--- Extracted records Enclosed Below ---

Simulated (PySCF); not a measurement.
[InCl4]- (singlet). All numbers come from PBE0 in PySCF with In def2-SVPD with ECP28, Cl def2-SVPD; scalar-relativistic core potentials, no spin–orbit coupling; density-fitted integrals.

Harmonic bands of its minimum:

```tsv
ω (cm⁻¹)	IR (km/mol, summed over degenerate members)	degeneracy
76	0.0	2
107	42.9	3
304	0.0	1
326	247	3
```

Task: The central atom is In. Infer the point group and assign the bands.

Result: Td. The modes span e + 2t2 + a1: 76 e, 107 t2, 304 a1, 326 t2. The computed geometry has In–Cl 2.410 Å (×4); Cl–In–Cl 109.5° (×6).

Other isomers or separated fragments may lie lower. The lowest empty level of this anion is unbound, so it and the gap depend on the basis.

--- End of Enclosed Extracted records ---

- **Work order**
Go through the listing above and write out exactly the lines starting with the one holding "Harmonic bands of" and running through the one holding "Result: Td. The", ends included, and no others.

- **Your solution**
Harmonic bands of its minimum:

```tsv
ω (cm⁻¹)	IR (km/mol, summed over degenerate members)	degeneracy
76	0.0	2
107	42.9	3
304	0.0	1
326	247	3
```

Task: The central atom is In. Infer the point group and assign the bands.

Result: Td. The modes span e + 2t2 + a1: 76 e, 107 t2, 304 a1, 326 t2. The computed geometry has In–Cl 2.410 Å (×4); Cl–In–Cl 109.5° (×6).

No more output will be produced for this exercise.